◇ ◇ ◇ ◇ ◇ ◇ ◇
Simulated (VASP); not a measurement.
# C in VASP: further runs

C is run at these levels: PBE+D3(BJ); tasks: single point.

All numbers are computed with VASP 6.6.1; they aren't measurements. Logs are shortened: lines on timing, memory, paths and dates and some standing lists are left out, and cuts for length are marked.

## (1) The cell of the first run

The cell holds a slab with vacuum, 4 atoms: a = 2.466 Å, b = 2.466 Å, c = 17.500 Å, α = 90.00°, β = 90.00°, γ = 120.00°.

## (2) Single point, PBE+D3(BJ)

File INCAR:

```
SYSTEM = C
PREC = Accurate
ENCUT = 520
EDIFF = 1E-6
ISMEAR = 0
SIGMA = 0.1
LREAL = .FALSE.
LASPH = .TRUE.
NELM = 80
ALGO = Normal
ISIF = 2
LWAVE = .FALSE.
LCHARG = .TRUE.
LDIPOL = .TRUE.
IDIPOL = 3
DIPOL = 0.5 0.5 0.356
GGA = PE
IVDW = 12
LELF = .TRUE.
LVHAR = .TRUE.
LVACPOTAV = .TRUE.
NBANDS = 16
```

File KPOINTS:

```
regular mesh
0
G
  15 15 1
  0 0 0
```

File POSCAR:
◇ ◇ ◇ ◇ ◇ ◇ ◇

■ REQUIRED ACTION:
What the task asks for is a word-for-word repeat of the lines above, from the first through the one containing "## (1) The cell of the first run".

■ TASK RESPONSE:
Simulated (VASP); not a measurement.
# C in VASP: further runs

C is run at these levels: PBE+D3(BJ); tasks: single point.

All numbers are computed with VASP 6.6.1; they aren't measurements. Logs are shortened: lines on timing, memory, paths and dates and some standing lists are left out, and cuts for length are marked.

## (1) The cell of the first run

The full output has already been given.